# # # # #
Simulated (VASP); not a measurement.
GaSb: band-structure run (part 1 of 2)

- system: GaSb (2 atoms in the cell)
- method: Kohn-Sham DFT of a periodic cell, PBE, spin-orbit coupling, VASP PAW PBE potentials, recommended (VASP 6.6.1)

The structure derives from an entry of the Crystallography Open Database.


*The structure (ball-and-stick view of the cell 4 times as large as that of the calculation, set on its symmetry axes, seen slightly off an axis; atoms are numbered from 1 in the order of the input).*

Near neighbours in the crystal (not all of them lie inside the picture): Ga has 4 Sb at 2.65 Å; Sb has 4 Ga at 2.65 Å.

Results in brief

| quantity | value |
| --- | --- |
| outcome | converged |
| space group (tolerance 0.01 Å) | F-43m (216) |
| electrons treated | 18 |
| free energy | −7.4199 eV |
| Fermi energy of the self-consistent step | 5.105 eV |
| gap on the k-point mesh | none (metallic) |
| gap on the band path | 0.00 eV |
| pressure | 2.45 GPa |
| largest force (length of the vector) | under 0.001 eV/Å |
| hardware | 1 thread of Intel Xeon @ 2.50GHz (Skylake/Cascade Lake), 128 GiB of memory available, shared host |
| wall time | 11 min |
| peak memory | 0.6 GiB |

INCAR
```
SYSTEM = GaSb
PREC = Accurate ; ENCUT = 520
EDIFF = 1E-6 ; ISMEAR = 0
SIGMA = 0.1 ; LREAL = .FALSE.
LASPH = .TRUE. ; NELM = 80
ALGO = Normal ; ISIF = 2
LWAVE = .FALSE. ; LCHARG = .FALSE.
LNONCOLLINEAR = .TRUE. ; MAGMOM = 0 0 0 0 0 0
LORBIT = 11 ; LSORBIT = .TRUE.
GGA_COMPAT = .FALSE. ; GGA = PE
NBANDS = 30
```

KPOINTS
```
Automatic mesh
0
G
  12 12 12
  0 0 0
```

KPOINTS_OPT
# # # # #

_ASSIGNMENT_
The line containing "0.001 eV/Å |" marks the end. Please print exactly every line from the top of the data to it, both included, and nothing more.

_TASK OUTPUT_
Simulated (VASP); not a measurement.
GaSb: band-structure run (part 1 of 2)

- system: GaSb (2 atoms in the cell)
- method: Kohn-Sham DFT of a periodic cell, PBE, spin-orbit coupling, VASP PAW PBE potentials, recommended (VASP 6.6.1)

The structure derives from an entry of the Crystallography Open Database.


*The structure (ball-and-stick view of the cell 4 times as large as that of the calculation, set on its symmetry axes, seen slightly off an axis; atoms are numbered from 1 in the order of the input).*

Near neighbours in the crystal (not all of them lie inside the picture): Ga has 4 Sb at 2.65 Å; Sb has 4 Ga at 2.65 Å.

Results in brief

| quantity | value |
| --- | --- |
| outcome | converged |
| space group (tolerance 0.01 Å) | F-43m (216) |
| electrons treated | 18 |
| free energy | −7.4199 eV |
| Fermi energy of the self-consistent step | 5.105 eV |
| gap on the k-point mesh | none (metallic) |
| gap on the band path | 0.00 eV |
| pressure | 2.45 GPa |
| largest force (length of the vector) | under 0.001 eV/Å |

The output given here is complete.